(Excerpted data):

--- START ---

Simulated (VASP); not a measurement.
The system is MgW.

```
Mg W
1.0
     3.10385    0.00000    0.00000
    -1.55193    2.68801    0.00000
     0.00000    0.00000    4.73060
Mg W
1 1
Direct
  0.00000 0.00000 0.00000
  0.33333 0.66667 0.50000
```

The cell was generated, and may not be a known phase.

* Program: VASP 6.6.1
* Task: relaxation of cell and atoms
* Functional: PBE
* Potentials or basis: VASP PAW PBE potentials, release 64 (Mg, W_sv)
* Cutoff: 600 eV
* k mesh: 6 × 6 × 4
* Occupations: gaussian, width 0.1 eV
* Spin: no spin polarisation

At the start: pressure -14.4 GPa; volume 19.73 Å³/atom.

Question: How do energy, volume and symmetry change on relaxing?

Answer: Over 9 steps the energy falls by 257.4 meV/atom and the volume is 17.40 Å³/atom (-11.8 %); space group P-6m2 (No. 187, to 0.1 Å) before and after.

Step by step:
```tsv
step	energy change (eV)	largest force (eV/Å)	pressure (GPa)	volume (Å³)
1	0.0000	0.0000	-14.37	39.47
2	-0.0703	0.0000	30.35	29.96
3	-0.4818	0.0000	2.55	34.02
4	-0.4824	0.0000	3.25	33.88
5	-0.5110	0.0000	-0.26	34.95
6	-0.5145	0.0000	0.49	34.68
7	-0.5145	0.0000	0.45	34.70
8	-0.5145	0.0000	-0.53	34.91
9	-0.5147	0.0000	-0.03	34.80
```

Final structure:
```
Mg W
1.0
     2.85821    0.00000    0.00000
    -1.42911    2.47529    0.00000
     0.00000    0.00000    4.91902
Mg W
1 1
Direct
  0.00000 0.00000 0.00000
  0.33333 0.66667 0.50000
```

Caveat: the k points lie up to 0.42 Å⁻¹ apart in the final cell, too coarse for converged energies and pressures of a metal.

--- END ---

Begin at the top of the listing above and set down each line exactly. Stop after the line that contains "Program: VASP 6.6.1".

Simulated (VASP); not a measurement.
The system is MgW.

```
Mg W
1.0
     3.10385    0.00000    0.00000
    -1.55193    2.68801    0.00000
     0.00000    0.00000    4.73060
Mg W
1 1
Direct
  0.00000 0.00000 0.00000
  0.33333 0.66667 0.50000
```

The cell was generated, and may not be a known phase.

* Program: VASP 6.6.1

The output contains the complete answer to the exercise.